── Input data ──

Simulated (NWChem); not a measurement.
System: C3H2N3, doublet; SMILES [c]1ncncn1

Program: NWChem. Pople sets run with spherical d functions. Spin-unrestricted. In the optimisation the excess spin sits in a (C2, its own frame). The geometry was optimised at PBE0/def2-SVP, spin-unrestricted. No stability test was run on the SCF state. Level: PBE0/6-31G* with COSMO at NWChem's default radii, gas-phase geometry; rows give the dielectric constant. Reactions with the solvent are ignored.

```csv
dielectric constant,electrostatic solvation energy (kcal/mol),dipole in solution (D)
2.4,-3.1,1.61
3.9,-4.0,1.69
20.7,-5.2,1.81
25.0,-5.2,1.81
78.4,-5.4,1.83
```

───

Required action: Reproduce the material in full. Keep it identical to the original.

Response area:
Simulated (NWChem); not a measurement.
System: C3H2N3, doublet; SMILES [c]1ncncn1

Program: NWChem. Pople sets run with spherical d functions. Spin-unrestricted. In the optimisation the excess spin sits in a (C2, its own frame). The geometry was optimised at PBE0/def2-SVP, spin-unrestricted. No stability test was run on the SCF state. Level: PBE0/6-31G* with COSMO at NWChem's default radii, gas-phase geometry; rows give the dielectric constant. Reactions with the solvent are ignored.

```csv
dielectric constant,electrostatic solvation energy (kcal/mol),dipole in solution (D)
2.4,-3.1,1.61
3.9,-4.0,1.69
20.7,-5.2,1.81
25.0,-5.2,1.81
78.4,-5.4,1.83
```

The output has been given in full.